Required action:
Please quote exactly the opening lines of the data, from the first line to the one where "Would you trust" appears.

── The data
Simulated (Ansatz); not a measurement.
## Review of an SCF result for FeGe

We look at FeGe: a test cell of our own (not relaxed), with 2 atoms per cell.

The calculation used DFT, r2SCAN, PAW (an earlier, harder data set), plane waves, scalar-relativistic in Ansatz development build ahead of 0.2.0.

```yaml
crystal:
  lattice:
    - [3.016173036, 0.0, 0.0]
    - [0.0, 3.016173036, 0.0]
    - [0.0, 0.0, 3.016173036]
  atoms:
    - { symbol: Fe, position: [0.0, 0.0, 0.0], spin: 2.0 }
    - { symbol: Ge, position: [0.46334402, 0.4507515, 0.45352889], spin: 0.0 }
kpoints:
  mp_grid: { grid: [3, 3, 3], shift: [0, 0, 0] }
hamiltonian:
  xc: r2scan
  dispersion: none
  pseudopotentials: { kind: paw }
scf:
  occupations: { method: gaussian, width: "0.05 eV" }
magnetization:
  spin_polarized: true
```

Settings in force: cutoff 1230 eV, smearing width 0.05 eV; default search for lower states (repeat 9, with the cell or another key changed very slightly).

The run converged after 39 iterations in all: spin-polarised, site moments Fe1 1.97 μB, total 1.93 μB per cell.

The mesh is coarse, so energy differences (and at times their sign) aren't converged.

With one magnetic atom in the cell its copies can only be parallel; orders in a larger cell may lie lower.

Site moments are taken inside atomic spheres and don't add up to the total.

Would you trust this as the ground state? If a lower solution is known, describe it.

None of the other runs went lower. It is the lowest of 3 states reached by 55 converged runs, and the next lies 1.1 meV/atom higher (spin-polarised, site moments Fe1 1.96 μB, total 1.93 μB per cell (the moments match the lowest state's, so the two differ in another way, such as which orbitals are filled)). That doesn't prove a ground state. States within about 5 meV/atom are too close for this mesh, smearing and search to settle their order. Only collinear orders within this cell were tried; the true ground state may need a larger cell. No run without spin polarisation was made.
────

Written response:
Simulated (Ansatz); not a measurement.
## Review of an SCF result for FeGe

We look at FeGe: a test cell of our own (not relaxed), with 2 atoms per cell.

The calculation used DFT, r2SCAN, PAW (an earlier, harder data set), plane waves, scalar-relativistic in Ansatz development build ahead of 0.2.0.

```yaml
crystal:
  lattice:
    - [3.016173036, 0.0, 0.0]
    - [0.0, 3.016173036, 0.0]
    - [0.0, 0.0, 3.016173036]
  atoms:
    - { symbol: Fe, position: [0.0, 0.0, 0.0], spin: 2.0 }
    - { symbol: Ge, position: [0.46334402, 0.4507515, 0.45352889], spin: 0.0 }
kpoints:
  mp_grid: { grid: [3, 3, 3], shift: [0, 0, 0] }
hamiltonian:
  xc: r2scan
  dispersion: none
  pseudopotentials: { kind: paw }
scf:
  occupations: { method: gaussian, width: "0.05 eV" }
magnetization:
  spin_polarized: true
```

Settings in force: cutoff 1230 eV, smearing width 0.05 eV; default search for lower states (repeat 9, with the cell or another key changed very slightly).

The run converged after 39 iterations in all: spin-polarised, site moments Fe1 1.97 μB, total 1.93 μB per cell.

The mesh is coarse, so energy differences (and at times their sign) aren't converged.

With one magnetic atom in the cell its copies can only be parallel; orders in a larger cell may lie lower.

Site moments are taken inside atomic spheres and don't add up to the total.

Would you trust this as the ground state? If a lower solution is known, describe it.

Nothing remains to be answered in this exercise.